*REQUIRED ACTION:* In the records that follow, the lines from the one containing "iterations | end |" to the one containing "0.8 | 11 | same solution |", inclusive, are to be given again exactly.

[[ STUDY MATERIAL, beginning ]]

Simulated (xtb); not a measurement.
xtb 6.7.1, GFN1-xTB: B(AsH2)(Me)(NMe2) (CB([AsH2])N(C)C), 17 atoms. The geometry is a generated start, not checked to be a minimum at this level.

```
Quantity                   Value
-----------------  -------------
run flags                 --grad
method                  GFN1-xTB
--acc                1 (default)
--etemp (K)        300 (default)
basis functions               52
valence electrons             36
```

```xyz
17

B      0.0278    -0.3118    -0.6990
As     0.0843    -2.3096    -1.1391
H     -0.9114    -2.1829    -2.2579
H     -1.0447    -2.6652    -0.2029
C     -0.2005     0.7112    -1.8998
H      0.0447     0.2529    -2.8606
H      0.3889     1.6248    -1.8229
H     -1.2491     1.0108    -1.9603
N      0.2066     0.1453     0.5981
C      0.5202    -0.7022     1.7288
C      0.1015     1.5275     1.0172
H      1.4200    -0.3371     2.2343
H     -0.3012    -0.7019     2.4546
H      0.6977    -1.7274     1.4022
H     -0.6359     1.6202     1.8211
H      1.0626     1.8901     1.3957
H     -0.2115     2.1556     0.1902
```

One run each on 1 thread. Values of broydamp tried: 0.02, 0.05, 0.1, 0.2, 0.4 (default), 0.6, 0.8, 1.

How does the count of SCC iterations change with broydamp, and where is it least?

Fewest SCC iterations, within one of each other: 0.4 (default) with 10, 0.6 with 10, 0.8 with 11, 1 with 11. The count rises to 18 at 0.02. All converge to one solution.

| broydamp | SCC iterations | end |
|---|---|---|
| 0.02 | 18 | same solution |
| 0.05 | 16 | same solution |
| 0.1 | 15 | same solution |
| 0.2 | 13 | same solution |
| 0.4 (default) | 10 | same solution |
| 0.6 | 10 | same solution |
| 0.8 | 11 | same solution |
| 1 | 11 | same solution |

[[ STUDY MATERIAL, end ]]

*TASK OUTPUT:*
| broydamp | SCC iterations | end |
|---|---|---|
| 0.02 | 18 | same solution |
| 0.05 | 16 | same solution |
| 0.1 | 15 | same solution |
| 0.2 | 13 | same solution |
| 0.4 (default) | 10 | same solution |
| 0.6 | 10 | same solution |
| 0.8 | 11 | same solution |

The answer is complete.